== Brief ==
Please retype all of the following entries exactly.

== Available data ==
= = = = =

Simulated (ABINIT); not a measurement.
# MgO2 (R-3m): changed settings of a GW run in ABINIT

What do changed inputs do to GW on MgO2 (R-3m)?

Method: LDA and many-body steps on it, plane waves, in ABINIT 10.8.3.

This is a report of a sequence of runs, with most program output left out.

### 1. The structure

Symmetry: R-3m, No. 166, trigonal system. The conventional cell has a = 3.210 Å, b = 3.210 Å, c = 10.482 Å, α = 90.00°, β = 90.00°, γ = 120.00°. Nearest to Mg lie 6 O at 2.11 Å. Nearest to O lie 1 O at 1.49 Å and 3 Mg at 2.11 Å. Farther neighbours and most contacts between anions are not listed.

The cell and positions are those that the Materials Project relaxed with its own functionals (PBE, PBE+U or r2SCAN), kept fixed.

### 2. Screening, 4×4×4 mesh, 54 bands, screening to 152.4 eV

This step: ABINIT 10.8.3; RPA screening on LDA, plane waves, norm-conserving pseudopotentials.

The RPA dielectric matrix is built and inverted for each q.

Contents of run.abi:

= = = = =

== Exercise output ==
Simulated (ABINIT); not a measurement.
# MgO2 (R-3m): changed settings of a GW run in ABINIT

What do changed inputs do to GW on MgO2 (R-3m)?

Method: LDA and many-body steps on it, plane waves, in ABINIT 10.8.3.

This is a report of a sequence of runs, with most program output left out.

### 1. The structure

Symmetry: R-3m, No. 166, trigonal system. The conventional cell has a = 3.210 Å, b = 3.210 Å, c = 10.482 Å, α = 90.00°, β = 90.00°, γ = 120.00°. Nearest to Mg lie 6 O at 2.11 Å. Nearest to O lie 1 O at 1.49 Å and 3 Mg at 2.11 Å. Farther neighbours and most contacts between anions are not listed.

The cell and positions are those that the Materials Project relaxed with its own functionals (PBE, PBE+U or r2SCAN), kept fixed.

### 2. Screening, 4×4×4 mesh, 54 bands, screening to 152.4 eV

This step: ABINIT 10.8.3; RPA screening on LDA, plane waves, norm-conserving pseudopotentials.

The RPA dielectric matrix is built and inverted for each q.

Contents of run.abi:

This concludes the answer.